:: Task item ::
All lines from the opening of the entries below through the line containing "Point group: Cs" must be output exactly as they appear, with no other lines.

:: Source data ::
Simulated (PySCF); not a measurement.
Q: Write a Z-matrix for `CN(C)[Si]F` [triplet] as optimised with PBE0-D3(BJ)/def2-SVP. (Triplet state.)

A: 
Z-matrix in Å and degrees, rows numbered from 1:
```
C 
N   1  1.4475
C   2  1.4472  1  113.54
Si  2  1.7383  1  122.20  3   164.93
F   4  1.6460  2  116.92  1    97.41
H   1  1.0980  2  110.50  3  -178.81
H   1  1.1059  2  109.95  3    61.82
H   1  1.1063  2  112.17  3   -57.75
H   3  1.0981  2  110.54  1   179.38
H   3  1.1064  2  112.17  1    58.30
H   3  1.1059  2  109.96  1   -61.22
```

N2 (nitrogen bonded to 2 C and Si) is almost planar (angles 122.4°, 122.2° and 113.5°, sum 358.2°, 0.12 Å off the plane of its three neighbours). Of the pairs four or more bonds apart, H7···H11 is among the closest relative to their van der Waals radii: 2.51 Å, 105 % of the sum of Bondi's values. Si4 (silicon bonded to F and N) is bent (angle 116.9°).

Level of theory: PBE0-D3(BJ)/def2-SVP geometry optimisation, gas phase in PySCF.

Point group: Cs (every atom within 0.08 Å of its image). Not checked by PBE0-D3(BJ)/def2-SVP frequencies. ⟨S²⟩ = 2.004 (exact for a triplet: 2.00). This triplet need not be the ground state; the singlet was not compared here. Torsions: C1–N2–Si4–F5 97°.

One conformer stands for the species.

:: Written reply ::
Simulated (PySCF); not a measurement.
Q: Write a Z-matrix for `CN(C)[Si]F` [triplet] as optimised with PBE0-D3(BJ)/def2-SVP. (Triplet state.)

A: 
Z-matrix in Å and degrees, rows numbered from 1:
```
C 
N   1  1.4475
C   2  1.4472  1  113.54
Si  2  1.7383  1  122.20  3   164.93
F   4  1.6460  2  116.92  1    97.41
H   1  1.0980  2  110.50  3  -178.81
H   1  1.1059  2  109.95  3    61.82
H   1  1.1063  2  112.17  3   -57.75
H   3  1.0981  2  110.54  1   179.38
H   3  1.1064  2  112.17  1    58.30
H   3  1.1059  2  109.96  1   -61.22
```

N2 (nitrogen bonded to 2 C and Si) is almost planar (angles 122.4°, 122.2° and 113.5°, sum 358.2°, 0.12 Å off the plane of its three neighbours). Of the pairs four or more bonds apart, H7···H11 is among the closest relative to their van der Waals radii: 2.51 Å, 105 % of the sum of Bondi's values. Si4 (silicon bonded to F and N) is bent (angle 116.9°).

Level of theory: PBE0-D3(BJ)/def2-SVP geometry optimisation, gas phase in PySCF.

Point group: Cs (every atom within 0.08 Å of its image). Not checked by PBE0-D3(BJ)/def2-SVP frequencies. ⟨S²⟩ = 2.004 (exact for a triplet: 2.00). This triplet need not be the ground state; the singlet was not compared here. Torsions: C1–N2–Si4–F5 97°.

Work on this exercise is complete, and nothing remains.